◆ ◆ ◆

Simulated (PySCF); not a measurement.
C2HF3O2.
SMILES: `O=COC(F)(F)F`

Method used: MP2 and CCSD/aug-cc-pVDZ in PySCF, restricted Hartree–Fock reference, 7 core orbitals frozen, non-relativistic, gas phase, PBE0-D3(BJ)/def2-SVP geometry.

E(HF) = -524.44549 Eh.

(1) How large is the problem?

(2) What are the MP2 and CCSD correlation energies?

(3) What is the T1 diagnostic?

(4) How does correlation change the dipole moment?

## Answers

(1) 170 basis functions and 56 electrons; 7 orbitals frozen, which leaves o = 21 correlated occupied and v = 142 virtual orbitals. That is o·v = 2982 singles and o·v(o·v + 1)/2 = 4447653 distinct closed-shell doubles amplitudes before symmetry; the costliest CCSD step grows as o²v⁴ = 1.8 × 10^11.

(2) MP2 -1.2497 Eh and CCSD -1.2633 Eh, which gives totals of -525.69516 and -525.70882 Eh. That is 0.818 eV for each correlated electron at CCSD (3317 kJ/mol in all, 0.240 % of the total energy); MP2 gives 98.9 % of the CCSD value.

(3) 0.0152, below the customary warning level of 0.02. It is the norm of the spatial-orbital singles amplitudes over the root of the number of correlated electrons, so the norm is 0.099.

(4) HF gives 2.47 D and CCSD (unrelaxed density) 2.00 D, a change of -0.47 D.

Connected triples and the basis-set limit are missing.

◆ ◆ ◆

» **Activity**
Write out, please, all of the material above exactly as written.

» **Task answer**
Simulated (PySCF); not a measurement.
C2HF3O2.
SMILES: `O=COC(F)(F)F`

Method used: MP2 and CCSD/aug-cc-pVDZ in PySCF, restricted Hartree–Fock reference, 7 core orbitals frozen, non-relativistic, gas phase, PBE0-D3(BJ)/def2-SVP geometry.

E(HF) = -524.44549 Eh.

(1) How large is the problem?

(2) What are the MP2 and CCSD correlation energies?

(3) What is the T1 diagnostic?

(4) How does correlation change the dipole moment?

## Answers

(1) 170 basis functions and 56 electrons; 7 orbitals frozen, which leaves o = 21 correlated occupied and v = 142 virtual orbitals. That is o·v = 2982 singles and o·v(o·v + 1)/2 = 4447653 distinct closed-shell doubles amplitudes before symmetry; the costliest CCSD step grows as o²v⁴ = 1.8 × 10^11.

(2) MP2 -1.2497 Eh and CCSD -1.2633 Eh, which gives totals of -525.69516 and -525.70882 Eh. That is 0.818 eV for each correlated electron at CCSD (3317 kJ/mol in all, 0.240 % of the total energy); MP2 gives 98.9 % of the CCSD value.

(3) 0.0152, below the customary warning level of 0.02. It is the norm of the spatial-orbital singles amplitudes over the root of the number of correlated electrons, so the norm is 0.099.

(4) HF gives 2.47 D and CCSD (unrelaxed density) 2.00 D, a change of -0.47 D.

Connected triples and the basis-set limit are missing.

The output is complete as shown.